#### [Source material]
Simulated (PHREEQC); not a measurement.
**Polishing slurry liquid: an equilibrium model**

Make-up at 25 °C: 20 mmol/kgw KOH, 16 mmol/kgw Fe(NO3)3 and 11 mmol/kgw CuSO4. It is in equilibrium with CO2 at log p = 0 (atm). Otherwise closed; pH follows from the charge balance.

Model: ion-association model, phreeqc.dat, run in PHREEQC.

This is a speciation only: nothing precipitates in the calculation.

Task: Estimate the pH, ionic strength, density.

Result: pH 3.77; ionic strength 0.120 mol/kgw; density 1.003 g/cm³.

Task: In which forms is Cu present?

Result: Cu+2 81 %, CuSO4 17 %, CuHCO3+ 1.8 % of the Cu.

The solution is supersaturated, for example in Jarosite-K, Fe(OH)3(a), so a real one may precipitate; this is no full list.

#### [Work order]
Type the data again exactly. Leave nothing out.

#### [Written reply]
Simulated (PHREEQC); not a measurement.
**Polishing slurry liquid: an equilibrium model**

Make-up at 25 °C: 20 mmol/kgw KOH, 16 mmol/kgw Fe(NO3)3 and 11 mmol/kgw CuSO4. It is in equilibrium with CO2 at log p = 0 (atm). Otherwise closed; pH follows from the charge balance.

Model: ion-association model, phreeqc.dat, run in PHREEQC.

This is a speciation only: nothing precipitates in the calculation.

Task: Estimate the pH, ionic strength, density.

Result: pH 3.77; ionic strength 0.120 mol/kgw; density 1.003 g/cm³.

Task: In which forms is Cu present?

Result: Cu+2 81 %, CuSO4 17 %, CuHCO3+ 1.8 % of the Cu.

The solution is supersaturated, for example in Jarosite-K, Fe(OH)3(a), so a real one may precipitate; this is no full list.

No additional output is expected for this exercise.